■ DATA UNDER STUDY
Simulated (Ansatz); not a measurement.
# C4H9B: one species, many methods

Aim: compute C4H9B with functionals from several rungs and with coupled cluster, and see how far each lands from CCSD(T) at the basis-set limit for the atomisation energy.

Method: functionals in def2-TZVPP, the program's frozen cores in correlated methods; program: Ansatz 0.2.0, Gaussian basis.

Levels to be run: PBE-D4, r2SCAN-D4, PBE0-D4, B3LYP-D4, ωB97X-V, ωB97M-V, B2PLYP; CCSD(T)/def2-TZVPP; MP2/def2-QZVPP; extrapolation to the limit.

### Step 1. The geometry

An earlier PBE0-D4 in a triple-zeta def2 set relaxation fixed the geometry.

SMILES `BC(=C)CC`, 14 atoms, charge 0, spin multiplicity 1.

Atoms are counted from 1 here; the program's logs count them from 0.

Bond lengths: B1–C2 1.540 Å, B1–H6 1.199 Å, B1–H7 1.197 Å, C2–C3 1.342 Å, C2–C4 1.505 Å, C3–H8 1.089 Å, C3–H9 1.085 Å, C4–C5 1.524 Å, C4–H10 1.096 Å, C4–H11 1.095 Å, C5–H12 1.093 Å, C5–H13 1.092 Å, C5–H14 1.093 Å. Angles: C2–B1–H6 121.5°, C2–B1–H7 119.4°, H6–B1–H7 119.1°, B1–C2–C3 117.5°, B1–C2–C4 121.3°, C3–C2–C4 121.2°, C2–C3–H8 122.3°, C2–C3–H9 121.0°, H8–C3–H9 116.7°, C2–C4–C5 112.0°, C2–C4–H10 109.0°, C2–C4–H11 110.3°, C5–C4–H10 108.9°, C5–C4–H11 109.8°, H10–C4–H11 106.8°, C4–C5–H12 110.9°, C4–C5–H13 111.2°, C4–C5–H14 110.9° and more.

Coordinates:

■ EXERCISE
Look above for the line with "# C4H9B: one species, many methods" and the line with "Bond lengths: B1–C2". Write out those two lines and all the lines between them, exactly, and no others.

■ ANSWER SPACE
# C4H9B: one species, many methods

Aim: compute C4H9B with functionals from several rungs and with coupled cluster, and see how far each lands from CCSD(T) at the basis-set limit for the atomisation energy.

Method: functionals in def2-TZVPP, the program's frozen cores in correlated methods; program: Ansatz 0.2.0, Gaussian basis.

Levels to be run: PBE-D4, r2SCAN-D4, PBE0-D4, B3LYP-D4, ωB97X-V, ωB97M-V, B2PLYP; CCSD(T)/def2-TZVPP; MP2/def2-QZVPP; extrapolation to the limit.

### Step 1. The geometry

An earlier PBE0-D4 in a triple-zeta def2 set relaxation fixed the geometry.

SMILES `BC(=C)CC`, 14 atoms, charge 0, spin multiplicity 1.

Atoms are counted from 1 here; the program's logs count them from 0.

Bond lengths: B1–C2 1.540 Å, B1–H6 1.199 Å, B1–H7 1.197 Å, C2–C3 1.342 Å, C2–C4 1.505 Å, C3–H8 1.089 Å, C3–H9 1.085 Å, C4–C5 1.524 Å, C4–H10 1.096 Å, C4–H11 1.095 Å, C5–H12 1.093 Å, C5–H13 1.092 Å, C5–H14 1.093 Å. Angles: C2–B1–H6 121.5°, C2–B1–H7 119.4°, H6–B1–H7 119.1°, B1–C2–C3 117.5°, B1–C2–C4 121.3°, C3–C2–C4 121.2°, C2–C3–H8 122.3°, C2–C3–H9 121.0°, H8–C3–H9 116.7°, C2–C4–C5 112.0°, C2–C4–H10 109.0°, C2–C4–H11 110.3°, C5–C4–H10 108.9°, C5–C4–H11 109.8°, H10–C4–H11 106.8°, C4–C5–H12 110.9°, C4–C5–H13 111.2°, C4–C5–H14 110.9° and more.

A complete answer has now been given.